--- BRIEF ---
Copy the lines exactly as they appear, starting with the first line of the records and ending with the line that contains "Ansatz, PAW, plane".

--- EXCERPTED DATA ---
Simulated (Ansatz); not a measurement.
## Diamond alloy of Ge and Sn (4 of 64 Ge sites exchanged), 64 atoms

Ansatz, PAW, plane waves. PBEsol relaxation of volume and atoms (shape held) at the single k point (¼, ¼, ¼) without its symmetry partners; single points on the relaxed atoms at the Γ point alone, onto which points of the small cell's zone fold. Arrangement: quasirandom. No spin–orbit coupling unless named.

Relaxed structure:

--- WRITTEN SOLUTION ---
Simulated (Ansatz); not a measurement.
## Diamond alloy of Ge and Sn (4 of 64 Ge sites exchanged), 64 atoms

Ansatz, PAW, plane waves. PBEsol relaxation of volume and atoms (shape held) at the single k point (¼, ¼, ¼) without its symmetry partners; single points on the relaxed atoms at the Γ point alone, onto which points of the small cell's zone fold. Arrangement: quasirandom. No spin–orbit coupling unless named.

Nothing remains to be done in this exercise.